» **EXTRACTED MATERIAL**:
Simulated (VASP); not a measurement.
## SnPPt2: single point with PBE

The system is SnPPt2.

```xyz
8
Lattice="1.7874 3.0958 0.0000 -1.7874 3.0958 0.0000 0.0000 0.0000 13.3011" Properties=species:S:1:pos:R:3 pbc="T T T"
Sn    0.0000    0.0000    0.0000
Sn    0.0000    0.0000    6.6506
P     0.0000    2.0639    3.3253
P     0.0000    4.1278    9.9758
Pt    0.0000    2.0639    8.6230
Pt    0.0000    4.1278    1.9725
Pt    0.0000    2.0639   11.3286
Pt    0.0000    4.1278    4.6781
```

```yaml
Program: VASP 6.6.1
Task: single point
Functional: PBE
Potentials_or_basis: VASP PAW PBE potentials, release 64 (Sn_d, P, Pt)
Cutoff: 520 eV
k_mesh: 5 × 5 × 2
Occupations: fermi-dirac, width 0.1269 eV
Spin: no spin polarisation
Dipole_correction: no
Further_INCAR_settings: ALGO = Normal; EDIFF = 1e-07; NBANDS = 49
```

» **ASSIGNED TASK**: Restate each of the entries above verbatim.

» **WRITTEN ANSWER**:
Simulated (VASP); not a measurement.
## SnPPt2: single point with PBE

The system is SnPPt2.

```xyz
8
Lattice="1.7874 3.0958 0.0000 -1.7874 3.0958 0.0000 0.0000 0.0000 13.3011" Properties=species:S:1:pos:R:3 pbc="T T T"
Sn    0.0000    0.0000    0.0000
Sn    0.0000    0.0000    6.6506
P     0.0000    2.0639    3.3253
P     0.0000    4.1278    9.9758
Pt    0.0000    2.0639    8.6230
Pt    0.0000    4.1278    1.9725
Pt    0.0000    2.0639   11.3286
Pt    0.0000    4.1278    4.6781
```

```yaml
Program: VASP 6.6.1
Task: single point
Functional: PBE
Potentials_or_basis: VASP PAW PBE potentials, release 64 (Sn_d, P, Pt)
Cutoff: 520 eV
k_mesh: 5 × 5 × 2
Occupations: fermi-dirac, width 0.1269 eV
Spin: no spin polarisation
Dipole_correction: no
Further_INCAR_settings: ALGO = Normal; EDIFF = 1e-07; NBANDS = 49
```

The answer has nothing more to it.